[Dataset content Boundary: Start]

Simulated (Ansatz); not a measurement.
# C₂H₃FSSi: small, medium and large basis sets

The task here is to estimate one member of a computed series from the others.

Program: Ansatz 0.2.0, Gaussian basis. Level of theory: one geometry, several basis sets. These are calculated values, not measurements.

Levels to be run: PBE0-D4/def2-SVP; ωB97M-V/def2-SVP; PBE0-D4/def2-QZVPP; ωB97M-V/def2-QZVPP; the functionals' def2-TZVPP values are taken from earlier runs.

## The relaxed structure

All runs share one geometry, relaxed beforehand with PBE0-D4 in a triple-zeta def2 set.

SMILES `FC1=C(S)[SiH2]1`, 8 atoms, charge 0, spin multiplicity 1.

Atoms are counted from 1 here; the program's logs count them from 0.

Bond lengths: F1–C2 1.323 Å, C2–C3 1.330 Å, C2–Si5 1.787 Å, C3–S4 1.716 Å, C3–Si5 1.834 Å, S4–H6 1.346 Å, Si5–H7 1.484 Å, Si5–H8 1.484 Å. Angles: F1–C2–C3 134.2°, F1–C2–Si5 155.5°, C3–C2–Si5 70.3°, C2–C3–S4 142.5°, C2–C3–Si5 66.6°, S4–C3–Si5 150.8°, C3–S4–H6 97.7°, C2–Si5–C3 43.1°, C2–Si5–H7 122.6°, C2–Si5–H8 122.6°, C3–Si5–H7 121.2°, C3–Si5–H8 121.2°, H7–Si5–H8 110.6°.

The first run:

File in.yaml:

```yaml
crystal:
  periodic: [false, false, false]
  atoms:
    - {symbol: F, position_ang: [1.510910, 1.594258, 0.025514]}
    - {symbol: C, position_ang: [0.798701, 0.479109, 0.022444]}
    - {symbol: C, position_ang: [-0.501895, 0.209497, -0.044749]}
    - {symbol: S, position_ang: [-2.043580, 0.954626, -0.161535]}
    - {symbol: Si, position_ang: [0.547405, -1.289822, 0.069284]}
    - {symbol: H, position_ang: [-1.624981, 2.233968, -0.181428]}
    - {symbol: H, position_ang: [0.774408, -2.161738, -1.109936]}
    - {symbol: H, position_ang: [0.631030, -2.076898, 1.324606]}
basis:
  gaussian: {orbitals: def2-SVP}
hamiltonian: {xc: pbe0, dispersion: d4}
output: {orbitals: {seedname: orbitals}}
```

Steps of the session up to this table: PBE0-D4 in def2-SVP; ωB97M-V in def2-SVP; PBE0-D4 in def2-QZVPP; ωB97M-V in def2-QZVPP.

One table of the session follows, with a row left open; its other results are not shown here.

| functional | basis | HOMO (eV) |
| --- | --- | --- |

[Dataset content Boundary: End]

> Work task
Return word for word the lines above from the line with "Bond lengths: F1–C2" to the line with "HOMO (eV) |", including both and leaving out all others.

> Written answer
Bond lengths: F1–C2 1.323 Å, C2–C3 1.330 Å, C2–Si5 1.787 Å, C3–S4 1.716 Å, C3–Si5 1.834 Å, S4–H6 1.346 Å, Si5–H7 1.484 Å, Si5–H8 1.484 Å. Angles: F1–C2–C3 134.2°, F1–C2–Si5 155.5°, C3–C2–Si5 70.3°, C2–C3–S4 142.5°, C2–C3–Si5 66.6°, S4–C3–Si5 150.8°, C3–S4–H6 97.7°, C2–Si5–C3 43.1°, C2–Si5–H7 122.6°, C2–Si5–H8 122.6°, C3–Si5–H7 121.2°, C3–Si5–H8 121.2°, H7–Si5–H8 110.6°.

The first run:

File in.yaml:

```yaml
crystal:
  periodic: [false, false, false]
  atoms:
    - {symbol: F, position_ang: [1.510910, 1.594258, 0.025514]}
    - {symbol: C, position_ang: [0.798701, 0.479109, 0.022444]}
    - {symbol: C, position_ang: [-0.501895, 0.209497, -0.044749]}
    - {symbol: S, position_ang: [-2.043580, 0.954626, -0.161535]}
    - {symbol: Si, position_ang: [0.547405, -1.289822, 0.069284]}
    - {symbol: H, position_ang: [-1.624981, 2.233968, -0.181428]}
    - {symbol: H, position_ang: [0.774408, -2.161738, -1.109936]}
    - {symbol: H, position_ang: [0.631030, -2.076898, 1.324606]}
basis:
  gaussian: {orbitals: def2-SVP}
hamiltonian: {xc: pbe0, dispersion: d4}
output: {orbitals: {seedname: orbitals}}
```

Steps of the session up to this table: PBE0-D4 in def2-SVP; ωB97M-V in def2-SVP; PBE0-D4 in def2-QZVPP; ωB97M-V in def2-QZVPP.

One table of the session follows, with a row left open; its other results are not shown here.

| functional | basis | HOMO (eV) |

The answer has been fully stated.